■ BRIEF: Only the lines from the beginning of the data below through the line containing "## (1) The cell of the first run" belong in the response, each copied exactly.

*** Block opens ***
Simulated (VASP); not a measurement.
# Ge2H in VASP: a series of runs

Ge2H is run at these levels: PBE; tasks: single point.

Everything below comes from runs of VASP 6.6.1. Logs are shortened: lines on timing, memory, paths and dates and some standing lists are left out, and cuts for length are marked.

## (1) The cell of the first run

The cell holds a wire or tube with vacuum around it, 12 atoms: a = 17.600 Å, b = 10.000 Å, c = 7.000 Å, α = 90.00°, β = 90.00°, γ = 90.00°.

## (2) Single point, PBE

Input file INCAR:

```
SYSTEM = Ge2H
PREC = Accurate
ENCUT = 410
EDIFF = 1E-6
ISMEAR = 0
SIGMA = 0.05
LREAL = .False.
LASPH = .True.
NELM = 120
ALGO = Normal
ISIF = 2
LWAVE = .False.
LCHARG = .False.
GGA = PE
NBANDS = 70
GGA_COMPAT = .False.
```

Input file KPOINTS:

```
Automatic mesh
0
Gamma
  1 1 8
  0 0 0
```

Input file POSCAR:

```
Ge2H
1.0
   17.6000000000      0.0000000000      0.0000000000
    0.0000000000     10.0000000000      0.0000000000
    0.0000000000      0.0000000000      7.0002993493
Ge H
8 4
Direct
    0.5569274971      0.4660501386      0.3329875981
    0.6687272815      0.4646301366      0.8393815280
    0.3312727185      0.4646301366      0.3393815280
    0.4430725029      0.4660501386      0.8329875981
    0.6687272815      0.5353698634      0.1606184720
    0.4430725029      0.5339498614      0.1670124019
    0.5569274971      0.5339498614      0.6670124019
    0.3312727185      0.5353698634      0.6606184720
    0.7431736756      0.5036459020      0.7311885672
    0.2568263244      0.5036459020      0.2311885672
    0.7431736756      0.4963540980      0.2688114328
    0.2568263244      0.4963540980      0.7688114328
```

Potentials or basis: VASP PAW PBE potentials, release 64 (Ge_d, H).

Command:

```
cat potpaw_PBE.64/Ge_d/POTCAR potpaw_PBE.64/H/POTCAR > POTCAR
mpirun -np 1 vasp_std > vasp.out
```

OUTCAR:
*** Block closes ***

■ YOUR SOLUTION:
Simulated (VASP); not a measurement.
# Ge2H in VASP: a series of runs

Ge2H is run at these levels: PBE; tasks: single point.

Everything below comes from runs of VASP 6.6.1. Logs are shortened: lines on timing, memory, paths and dates and some standing lists are left out, and cuts for length are marked.

## (1) The cell of the first run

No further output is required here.